**PROVIDED DATA:**
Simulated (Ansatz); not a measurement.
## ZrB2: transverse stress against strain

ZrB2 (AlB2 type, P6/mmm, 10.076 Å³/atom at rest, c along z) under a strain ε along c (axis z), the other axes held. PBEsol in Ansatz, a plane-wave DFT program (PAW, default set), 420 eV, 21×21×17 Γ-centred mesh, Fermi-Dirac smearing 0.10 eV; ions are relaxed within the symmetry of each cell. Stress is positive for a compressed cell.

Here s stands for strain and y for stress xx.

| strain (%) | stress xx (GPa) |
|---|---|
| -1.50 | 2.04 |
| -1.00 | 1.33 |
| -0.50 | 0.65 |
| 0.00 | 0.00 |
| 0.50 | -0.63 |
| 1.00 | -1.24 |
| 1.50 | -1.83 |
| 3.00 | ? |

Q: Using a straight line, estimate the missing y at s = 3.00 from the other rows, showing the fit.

**EXERCISE:** Word for word, reproduce all of the material shown above.

**EXPECTED ANSWER:**
Simulated (Ansatz); not a measurement.
## ZrB2: transverse stress against strain

ZrB2 (AlB2 type, P6/mmm, 10.076 Å³/atom at rest, c along z) under a strain ε along c (axis z), the other axes held. PBEsol in Ansatz, a plane-wave DFT program (PAW, default set), 420 eV, 21×21×17 Γ-centred mesh, Fermi-Dirac smearing 0.10 eV; ions are relaxed within the symmetry of each cell. Stress is positive for a compressed cell.

Here s stands for strain and y for stress xx.

| strain (%) | stress xx (GPa) |
|---|---|
| -1.50 | 2.04 |
| -1.00 | 1.33 |
| -0.50 | 0.65 |
| 0.00 | 0.00 |
| 0.50 | -0.63 |
| 1.00 | -1.24 |
| 1.50 | -1.83 |
| 3.00 | ? |

Q: Using a straight line, estimate the missing y at s = 3.00 from the other rows, showing the fit.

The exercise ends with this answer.